* WORK REQUEST
Once you find the line with "Alike in both" in the entries below, return exactly every line from it through the line with "waves, PAW |".

* INFORMATION
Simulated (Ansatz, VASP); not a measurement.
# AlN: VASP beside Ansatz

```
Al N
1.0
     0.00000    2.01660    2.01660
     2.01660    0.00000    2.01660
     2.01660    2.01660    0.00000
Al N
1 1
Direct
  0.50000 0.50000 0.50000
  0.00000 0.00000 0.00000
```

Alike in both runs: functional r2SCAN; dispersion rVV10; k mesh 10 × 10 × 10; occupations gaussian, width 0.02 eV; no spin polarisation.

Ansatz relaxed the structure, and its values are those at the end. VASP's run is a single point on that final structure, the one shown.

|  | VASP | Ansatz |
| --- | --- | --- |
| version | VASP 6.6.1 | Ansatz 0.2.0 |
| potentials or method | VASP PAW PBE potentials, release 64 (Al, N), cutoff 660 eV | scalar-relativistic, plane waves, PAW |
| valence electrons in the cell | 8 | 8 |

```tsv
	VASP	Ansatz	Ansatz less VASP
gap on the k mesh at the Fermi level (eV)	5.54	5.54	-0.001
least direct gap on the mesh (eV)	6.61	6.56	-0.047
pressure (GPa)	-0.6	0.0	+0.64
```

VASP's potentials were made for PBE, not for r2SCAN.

* RESULT
Alike in both runs: functional r2SCAN; dispersion rVV10; k mesh 10 × 10 × 10; occupations gaussian, width 0.02 eV; no spin polarisation.

Ansatz relaxed the structure, and its values are those at the end. VASP's run is a single point on that final structure, the one shown.

|  | VASP | Ansatz |
| --- | --- | --- |
| version | VASP 6.6.1 | Ansatz 0.2.0 |
| potentials or method | VASP PAW PBE potentials, release 64 (Al, N), cutoff 660 eV | scalar-relativistic, plane waves, PAW |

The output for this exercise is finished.